_WORK REQUEST_
Print the records below exactly, leaving out nothing.

_SOURCE MATERIAL_
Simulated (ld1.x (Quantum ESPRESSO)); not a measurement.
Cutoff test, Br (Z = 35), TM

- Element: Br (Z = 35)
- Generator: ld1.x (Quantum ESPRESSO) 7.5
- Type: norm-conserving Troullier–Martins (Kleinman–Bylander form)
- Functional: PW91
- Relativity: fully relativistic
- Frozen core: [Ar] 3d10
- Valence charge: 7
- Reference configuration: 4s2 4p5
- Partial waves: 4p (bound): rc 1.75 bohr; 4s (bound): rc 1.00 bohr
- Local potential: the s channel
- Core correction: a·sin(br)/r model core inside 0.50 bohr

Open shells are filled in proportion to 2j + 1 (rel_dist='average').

_WRITTEN SOLUTION_
Simulated (ld1.x (Quantum ESPRESSO)); not a measurement.
Cutoff test, Br (Z = 35), TM

- Element: Br (Z = 35)
- Generator: ld1.x (Quantum ESPRESSO) 7.5
- Type: norm-conserving Troullier–Martins (Kleinman–Bylander form)
- Functional: PW91
- Relativity: fully relativistic
- Frozen core: [Ar] 3d10
- Valence charge: 7
- Reference configuration: 4s2 4p5
- Partial waves: 4p (bound): rc 1.75 bohr; 4s (bound): rc 1.00 bohr
- Local potential: the s channel
- Core correction: a·sin(br)/r model core inside 0.50 bohr

Open shells are filled in proportion to 2j + 1 (rel_dist='average').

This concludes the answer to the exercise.